•••••

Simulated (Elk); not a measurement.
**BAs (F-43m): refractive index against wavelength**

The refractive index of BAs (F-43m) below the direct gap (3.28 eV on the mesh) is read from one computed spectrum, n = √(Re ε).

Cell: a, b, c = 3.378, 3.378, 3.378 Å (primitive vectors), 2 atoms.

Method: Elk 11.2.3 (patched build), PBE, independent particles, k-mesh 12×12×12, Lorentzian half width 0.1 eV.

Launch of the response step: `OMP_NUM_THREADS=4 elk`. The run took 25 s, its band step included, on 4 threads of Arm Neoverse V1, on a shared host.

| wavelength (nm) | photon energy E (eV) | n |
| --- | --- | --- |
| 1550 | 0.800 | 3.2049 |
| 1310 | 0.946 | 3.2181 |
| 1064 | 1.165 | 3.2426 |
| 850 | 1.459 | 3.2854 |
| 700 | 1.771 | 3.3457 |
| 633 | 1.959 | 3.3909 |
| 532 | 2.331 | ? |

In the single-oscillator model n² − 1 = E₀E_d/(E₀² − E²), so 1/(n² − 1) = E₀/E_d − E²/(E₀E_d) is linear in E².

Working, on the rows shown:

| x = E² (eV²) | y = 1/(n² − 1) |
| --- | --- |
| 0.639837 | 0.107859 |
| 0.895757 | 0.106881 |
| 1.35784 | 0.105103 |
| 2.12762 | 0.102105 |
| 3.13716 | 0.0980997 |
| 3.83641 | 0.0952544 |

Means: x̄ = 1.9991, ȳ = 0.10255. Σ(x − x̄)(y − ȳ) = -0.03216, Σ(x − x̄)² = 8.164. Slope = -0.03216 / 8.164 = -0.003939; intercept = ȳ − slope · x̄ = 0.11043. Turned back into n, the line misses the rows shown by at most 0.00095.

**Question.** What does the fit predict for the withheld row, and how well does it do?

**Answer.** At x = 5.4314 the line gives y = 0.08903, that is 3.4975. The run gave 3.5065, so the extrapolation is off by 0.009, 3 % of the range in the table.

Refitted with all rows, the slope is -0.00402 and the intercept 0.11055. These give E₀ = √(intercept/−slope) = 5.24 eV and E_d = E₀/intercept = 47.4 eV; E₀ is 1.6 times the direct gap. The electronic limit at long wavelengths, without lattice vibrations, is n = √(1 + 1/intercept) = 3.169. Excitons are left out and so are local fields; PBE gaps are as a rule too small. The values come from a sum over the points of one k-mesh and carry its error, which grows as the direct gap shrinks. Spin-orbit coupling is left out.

•••••

(REQUIRED ACTION): Word for word, reproduce the lines of the listing from the first one through the line containing "Cell: a, b, c", and no more.

(EXERCISE RESPONSE):
Simulated (Elk); not a measurement.
**BAs (F-43m): refractive index against wavelength**

The refractive index of BAs (F-43m) below the direct gap (3.28 eV on the mesh) is read from one computed spectrum, n = √(Re ε).

Cell: a, b, c = 3.378, 3.378, 3.378 Å (primitive vectors), 2 atoms.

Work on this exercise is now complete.